### Task item
Only one stretch of the data below is needed. Output the lines from the one with "With an electron put" up to and including the one with "Open shells may", exactly as they stand.

### Records shown
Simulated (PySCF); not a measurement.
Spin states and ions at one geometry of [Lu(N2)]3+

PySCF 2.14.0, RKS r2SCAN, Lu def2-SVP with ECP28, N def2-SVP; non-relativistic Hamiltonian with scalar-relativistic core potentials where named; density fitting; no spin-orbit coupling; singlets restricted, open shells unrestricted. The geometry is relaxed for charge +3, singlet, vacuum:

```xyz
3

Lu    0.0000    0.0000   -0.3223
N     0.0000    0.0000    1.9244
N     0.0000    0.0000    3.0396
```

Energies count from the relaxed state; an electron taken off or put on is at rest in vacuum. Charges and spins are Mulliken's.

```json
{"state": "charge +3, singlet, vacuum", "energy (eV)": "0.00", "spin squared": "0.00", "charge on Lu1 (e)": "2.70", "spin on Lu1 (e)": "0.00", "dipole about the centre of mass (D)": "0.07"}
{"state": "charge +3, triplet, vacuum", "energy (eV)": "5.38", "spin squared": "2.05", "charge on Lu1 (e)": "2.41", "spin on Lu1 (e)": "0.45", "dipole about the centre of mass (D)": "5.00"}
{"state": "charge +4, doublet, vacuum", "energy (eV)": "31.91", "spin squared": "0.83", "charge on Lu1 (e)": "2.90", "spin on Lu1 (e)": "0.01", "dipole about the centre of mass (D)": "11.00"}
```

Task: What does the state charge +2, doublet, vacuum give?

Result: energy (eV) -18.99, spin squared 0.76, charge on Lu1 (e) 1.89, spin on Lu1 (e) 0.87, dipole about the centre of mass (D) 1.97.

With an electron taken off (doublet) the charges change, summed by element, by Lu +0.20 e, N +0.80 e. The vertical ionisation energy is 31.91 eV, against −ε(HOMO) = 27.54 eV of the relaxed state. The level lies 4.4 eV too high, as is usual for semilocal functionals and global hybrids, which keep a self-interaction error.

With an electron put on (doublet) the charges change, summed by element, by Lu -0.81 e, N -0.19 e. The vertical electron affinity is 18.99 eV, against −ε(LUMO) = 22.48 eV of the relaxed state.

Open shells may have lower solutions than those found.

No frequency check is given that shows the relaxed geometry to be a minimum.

### Solution
With an electron put on (doublet) the charges change, summed by element, by Lu -0.81 e, N -0.19 e. The vertical electron affinity is 18.99 eV, against −ε(LUMO) = 22.48 eV of the relaxed state.

Open shells may have lower solutions than those found.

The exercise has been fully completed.